### ACTIVITY
Your output should be the lines from the start of the data through the line containing "A k mesh can", exactly and nothing more.

### ENTRIES SHOWN
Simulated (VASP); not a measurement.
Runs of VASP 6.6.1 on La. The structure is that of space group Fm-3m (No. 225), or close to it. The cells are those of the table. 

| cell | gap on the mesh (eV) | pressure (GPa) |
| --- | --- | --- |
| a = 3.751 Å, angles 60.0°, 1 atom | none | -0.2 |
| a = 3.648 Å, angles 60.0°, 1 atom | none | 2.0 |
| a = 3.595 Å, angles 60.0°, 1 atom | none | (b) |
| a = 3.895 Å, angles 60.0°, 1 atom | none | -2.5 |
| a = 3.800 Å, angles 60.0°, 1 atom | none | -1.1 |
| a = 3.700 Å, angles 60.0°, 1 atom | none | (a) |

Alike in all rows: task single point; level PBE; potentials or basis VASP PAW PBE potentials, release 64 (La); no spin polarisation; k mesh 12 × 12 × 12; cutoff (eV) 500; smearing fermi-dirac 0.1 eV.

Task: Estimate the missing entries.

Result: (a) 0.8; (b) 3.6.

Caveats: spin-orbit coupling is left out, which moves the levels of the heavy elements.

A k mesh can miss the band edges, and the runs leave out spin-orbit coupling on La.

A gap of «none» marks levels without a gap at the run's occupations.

### EXERCISE ANSWER
Simulated (VASP); not a measurement.
Runs of VASP 6.6.1 on La. The structure is that of space group Fm-3m (No. 225), or close to it. The cells are those of the table. 

| cell | gap on the mesh (eV) | pressure (GPa) |
| --- | --- | --- |
| a = 3.751 Å, angles 60.0°, 1 atom | none | -0.2 |
| a = 3.648 Å, angles 60.0°, 1 atom | none | 2.0 |
| a = 3.595 Å, angles 60.0°, 1 atom | none | (b) |
| a = 3.895 Å, angles 60.0°, 1 atom | none | -2.5 |
| a = 3.800 Å, angles 60.0°, 1 atom | none | -1.1 |
| a = 3.700 Å, angles 60.0°, 1 atom | none | (a) |

Alike in all rows: task single point; level PBE; potentials or basis VASP PAW PBE potentials, release 64 (La); no spin polarisation; k mesh 12 × 12 × 12; cutoff (eV) 500; smearing fermi-dirac 0.1 eV.

Task: Estimate the missing entries.

Result: (a) 0.8; (b) 3.6.

Caveats: spin-orbit coupling is left out, which moves the levels of the heavy elements.

A k mesh can miss the band edges, and the runs leave out spin-orbit coupling on La.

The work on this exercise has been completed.